→ Work request
The lines from the start of the data through the line containing "The end of the" are to be reproduced exactly, both ends included.

[Extracted material]

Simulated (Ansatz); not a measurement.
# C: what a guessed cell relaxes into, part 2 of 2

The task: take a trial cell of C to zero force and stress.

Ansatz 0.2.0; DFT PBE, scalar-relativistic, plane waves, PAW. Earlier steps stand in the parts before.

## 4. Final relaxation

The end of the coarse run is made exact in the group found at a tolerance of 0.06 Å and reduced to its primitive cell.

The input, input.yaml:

[/Extracted material]

→ Exercise answer
Simulated (Ansatz); not a measurement.
# C: what a guessed cell relaxes into, part 2 of 2

The task: take a trial cell of C to zero force and stress.

Ansatz 0.2.0; DFT PBE, scalar-relativistic, plane waves, PAW. Earlier steps stand in the parts before.

## 4. Final relaxation

The end of the coarse run is made exact in the group found at a tolerance of 0.06 Å and reduced to its primitive cell.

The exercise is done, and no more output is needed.